**Brief:** Copy the data exactly from the line that contains "Problem. Estimate the missing entries." through the line that contains "Caveats: the PAW", keeping both end lines and leaving out everything else.

Record excerpts Start Marker

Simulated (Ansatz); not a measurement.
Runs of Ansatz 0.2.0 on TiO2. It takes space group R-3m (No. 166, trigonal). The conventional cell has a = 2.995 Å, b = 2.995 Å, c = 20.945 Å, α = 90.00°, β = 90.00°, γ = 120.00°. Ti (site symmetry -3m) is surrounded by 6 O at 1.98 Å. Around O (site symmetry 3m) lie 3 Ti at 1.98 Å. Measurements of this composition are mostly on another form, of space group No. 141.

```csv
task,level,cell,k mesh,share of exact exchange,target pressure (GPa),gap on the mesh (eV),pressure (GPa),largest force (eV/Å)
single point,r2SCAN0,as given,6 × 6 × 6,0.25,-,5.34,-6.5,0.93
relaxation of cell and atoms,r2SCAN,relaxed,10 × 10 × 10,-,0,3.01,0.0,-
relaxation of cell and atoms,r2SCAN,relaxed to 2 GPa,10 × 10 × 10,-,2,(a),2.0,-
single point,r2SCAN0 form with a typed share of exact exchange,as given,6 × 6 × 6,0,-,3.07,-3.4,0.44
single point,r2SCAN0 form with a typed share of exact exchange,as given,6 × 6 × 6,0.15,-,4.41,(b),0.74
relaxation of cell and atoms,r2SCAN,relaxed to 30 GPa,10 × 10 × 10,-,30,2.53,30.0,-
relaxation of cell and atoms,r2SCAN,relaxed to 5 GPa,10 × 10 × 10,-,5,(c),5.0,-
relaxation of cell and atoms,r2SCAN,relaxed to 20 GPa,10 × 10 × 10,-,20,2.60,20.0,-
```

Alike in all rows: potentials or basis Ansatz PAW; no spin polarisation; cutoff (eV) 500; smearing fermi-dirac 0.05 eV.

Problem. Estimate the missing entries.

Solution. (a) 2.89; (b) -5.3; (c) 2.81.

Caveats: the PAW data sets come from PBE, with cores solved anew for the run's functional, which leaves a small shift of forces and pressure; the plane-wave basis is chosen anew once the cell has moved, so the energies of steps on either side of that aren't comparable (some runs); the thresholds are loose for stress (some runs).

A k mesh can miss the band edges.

Record excerpts End Marker

**Task response:**
Problem. Estimate the missing entries.

Solution. (a) 2.89; (b) -5.3; (c) 2.81.

Caveats: the PAW data sets come from PBE, with cores solved anew for the run's functional, which leaves a small shift of forces and pressure; the plane-wave basis is chosen anew once the cell has moved, so the energies of steps on either side of that aren't comparable (some runs); the thresholds are loose for stress (some runs).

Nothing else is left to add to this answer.